--- WORK REQUEST ---
Where the line containing "Results of a" appears, end your copy; everything from the first line of the records below up to and including it must be reproduced exactly.

--- GIVEN RECORDS ---
************
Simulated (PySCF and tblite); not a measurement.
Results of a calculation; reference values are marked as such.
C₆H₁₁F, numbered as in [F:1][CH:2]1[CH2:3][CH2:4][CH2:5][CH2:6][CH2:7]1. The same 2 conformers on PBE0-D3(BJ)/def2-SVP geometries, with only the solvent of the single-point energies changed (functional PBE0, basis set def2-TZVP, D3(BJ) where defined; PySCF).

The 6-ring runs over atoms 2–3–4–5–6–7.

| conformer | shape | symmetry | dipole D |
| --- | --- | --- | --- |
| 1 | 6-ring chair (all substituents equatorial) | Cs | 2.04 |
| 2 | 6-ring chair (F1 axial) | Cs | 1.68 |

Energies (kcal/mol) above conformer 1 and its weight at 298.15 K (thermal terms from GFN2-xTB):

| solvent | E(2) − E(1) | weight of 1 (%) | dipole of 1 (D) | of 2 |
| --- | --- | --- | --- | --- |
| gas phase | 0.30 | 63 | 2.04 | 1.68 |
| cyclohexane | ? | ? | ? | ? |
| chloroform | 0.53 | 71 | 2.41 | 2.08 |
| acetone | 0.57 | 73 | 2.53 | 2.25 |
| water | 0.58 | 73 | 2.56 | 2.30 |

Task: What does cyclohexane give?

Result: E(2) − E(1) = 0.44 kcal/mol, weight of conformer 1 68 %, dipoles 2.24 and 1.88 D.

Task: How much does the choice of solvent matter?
************

--- TASK ANSWER ---
Simulated (PySCF and tblite); not a measurement.
Results of a calculation; reference values are marked as such.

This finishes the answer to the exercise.